• [ENTRIES SHOWN]:
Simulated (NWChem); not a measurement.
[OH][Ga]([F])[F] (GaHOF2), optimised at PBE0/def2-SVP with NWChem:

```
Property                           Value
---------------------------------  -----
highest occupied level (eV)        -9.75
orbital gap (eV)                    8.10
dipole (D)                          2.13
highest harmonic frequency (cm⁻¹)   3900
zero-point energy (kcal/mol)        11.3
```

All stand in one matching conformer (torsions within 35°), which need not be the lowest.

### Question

• [ACTIVITY]: Could you copy out all of the records above exactly?

• [WRITTEN RESPONSE]:
Simulated (NWChem); not a measurement.
[OH][Ga]([F])[F] (GaHOF2), optimised at PBE0/def2-SVP with NWChem:

```
Property                           Value
---------------------------------  -----
highest occupied level (eV)        -9.75
orbital gap (eV)                    8.10
dipole (D)                          2.13
highest harmonic frequency (cm⁻¹)   3900
zero-point energy (kcal/mol)        11.3
```

All stand in one matching conformer (torsions within 35°), which need not be the lowest.

### Question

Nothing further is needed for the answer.